(Assigned task): Reproduce the first line of the entries that follow and each later line, word for word, ending with the one containing "VASP 6.6.1 |".

(Stored data):
++++

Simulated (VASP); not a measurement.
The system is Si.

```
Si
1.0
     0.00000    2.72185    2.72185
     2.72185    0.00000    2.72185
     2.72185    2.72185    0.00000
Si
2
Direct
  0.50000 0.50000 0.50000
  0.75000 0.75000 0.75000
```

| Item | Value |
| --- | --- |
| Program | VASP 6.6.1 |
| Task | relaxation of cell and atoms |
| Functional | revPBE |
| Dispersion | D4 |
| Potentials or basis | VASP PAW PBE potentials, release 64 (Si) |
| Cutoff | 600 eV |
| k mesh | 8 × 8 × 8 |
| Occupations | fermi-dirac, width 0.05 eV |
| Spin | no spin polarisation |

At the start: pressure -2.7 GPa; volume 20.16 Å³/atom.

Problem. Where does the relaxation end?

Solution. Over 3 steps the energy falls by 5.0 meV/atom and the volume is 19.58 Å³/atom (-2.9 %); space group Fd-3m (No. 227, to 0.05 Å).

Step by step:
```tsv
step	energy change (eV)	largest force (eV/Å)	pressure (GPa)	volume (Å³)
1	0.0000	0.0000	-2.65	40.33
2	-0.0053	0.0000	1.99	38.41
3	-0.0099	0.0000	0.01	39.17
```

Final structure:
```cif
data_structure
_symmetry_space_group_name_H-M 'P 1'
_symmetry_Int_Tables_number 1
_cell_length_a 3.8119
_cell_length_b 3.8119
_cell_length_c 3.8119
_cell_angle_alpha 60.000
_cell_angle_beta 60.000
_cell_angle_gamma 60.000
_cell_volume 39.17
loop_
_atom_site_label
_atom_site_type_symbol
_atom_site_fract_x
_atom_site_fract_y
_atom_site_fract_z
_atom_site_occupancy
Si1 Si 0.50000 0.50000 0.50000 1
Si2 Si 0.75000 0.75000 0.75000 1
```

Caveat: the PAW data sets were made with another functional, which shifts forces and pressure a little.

++++

(Result):
Simulated (VASP); not a measurement.
The system is Si.

```
Si
1.0
     0.00000    2.72185    2.72185
     2.72185    0.00000    2.72185
     2.72185    2.72185    0.00000
Si
2
Direct
  0.50000 0.50000 0.50000
  0.75000 0.75000 0.75000
```

| Item | Value |
| --- | --- |
| Program | VASP 6.6.1 |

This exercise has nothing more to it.